_Action item_: Reprint the entries without altering anything.

*** Opening Supplied records ***

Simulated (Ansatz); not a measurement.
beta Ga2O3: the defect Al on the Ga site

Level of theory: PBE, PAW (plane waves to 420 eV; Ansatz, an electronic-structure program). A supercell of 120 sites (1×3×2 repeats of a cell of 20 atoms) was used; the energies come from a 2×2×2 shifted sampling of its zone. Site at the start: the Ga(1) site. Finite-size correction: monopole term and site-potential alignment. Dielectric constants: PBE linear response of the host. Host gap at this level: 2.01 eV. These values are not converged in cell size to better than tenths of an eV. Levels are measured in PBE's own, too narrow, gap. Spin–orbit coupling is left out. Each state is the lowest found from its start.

*** Closing Supplied records ***

_Exercise solution_:
Simulated (Ansatz); not a measurement.
beta Ga2O3: the defect Al on the Ga site

Level of theory: PBE, PAW (plane waves to 420 eV; Ansatz, an electronic-structure program). A supercell of 120 sites (1×3×2 repeats of a cell of 20 atoms) was used; the energies come from a 2×2×2 shifted sampling of its zone. Site at the start: the Ga(1) site. Finite-size correction: monopole term and site-potential alignment. Dielectric constants: PBE linear response of the host. Host gap at this level: 2.01 eV. These values are not converged in cell size to better than tenths of an eV. Levels are measured in PBE's own, too narrow, gap. Spin–orbit coupling is left out. Each state is the lowest found from its start.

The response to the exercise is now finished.